[REQUIRED ACTION]
Print the records below word for word, beginning with the first line and ending once the line containing "### Step 1. The structure" is printed.

(ENTRIES SHOWN Opens)

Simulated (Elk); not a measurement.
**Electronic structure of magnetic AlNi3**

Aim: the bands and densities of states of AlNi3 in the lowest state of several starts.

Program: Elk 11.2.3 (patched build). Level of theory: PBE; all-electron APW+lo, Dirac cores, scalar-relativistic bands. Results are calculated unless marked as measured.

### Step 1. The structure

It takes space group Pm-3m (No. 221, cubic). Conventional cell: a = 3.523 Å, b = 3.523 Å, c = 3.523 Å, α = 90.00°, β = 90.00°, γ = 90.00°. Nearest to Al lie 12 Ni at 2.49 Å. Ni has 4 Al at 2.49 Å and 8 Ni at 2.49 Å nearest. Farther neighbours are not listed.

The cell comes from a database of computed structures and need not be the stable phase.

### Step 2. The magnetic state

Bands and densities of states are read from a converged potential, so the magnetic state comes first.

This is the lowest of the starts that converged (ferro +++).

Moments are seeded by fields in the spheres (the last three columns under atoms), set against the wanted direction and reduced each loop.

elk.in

(ENTRIES SHOWN Closes)

[EXERCISE RESPONSE]
Simulated (Elk); not a measurement.
**Electronic structure of magnetic AlNi3**

Aim: the bands and densities of states of AlNi3 in the lowest state of several starts.

Program: Elk 11.2.3 (patched build). Level of theory: PBE; all-electron APW+lo, Dirac cores, scalar-relativistic bands. Results are calculated unless marked as measured.

### Step 1. The structure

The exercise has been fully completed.